◇ ◇ ◇ ◇ ◇
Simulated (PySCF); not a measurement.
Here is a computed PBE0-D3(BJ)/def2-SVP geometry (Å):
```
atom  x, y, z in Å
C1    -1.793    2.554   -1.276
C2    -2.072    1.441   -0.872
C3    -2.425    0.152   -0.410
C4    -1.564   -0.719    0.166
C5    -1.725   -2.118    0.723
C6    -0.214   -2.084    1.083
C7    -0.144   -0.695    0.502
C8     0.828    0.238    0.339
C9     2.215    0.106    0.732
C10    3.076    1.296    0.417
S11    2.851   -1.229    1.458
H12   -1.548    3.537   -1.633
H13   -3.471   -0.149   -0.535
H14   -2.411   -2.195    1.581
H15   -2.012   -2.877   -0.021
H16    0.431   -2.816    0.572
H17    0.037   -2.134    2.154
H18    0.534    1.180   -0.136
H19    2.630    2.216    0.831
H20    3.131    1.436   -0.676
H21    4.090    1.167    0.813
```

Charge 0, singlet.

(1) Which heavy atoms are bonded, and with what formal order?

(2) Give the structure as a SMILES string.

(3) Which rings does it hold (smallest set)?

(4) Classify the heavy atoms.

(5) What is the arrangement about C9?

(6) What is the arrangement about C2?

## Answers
◇ ◇ ◇ ◇ ◇

▸ **Requirement**
Reproduce verbatim only the segment of the listing bounded by the line containing "(1) Which heavy" and the line containing "(6) What is the arrangement about C2?", with both boundary lines included.

▸ **Result**
(1) Which heavy atoms are bonded, and with what formal order?

(2) Give the structure as a SMILES string.

(3) Which rings does it hold (smallest set)?

(4) Classify the heavy atoms.

(5) What is the arrangement about C9?

(6) What is the arrangement about C2?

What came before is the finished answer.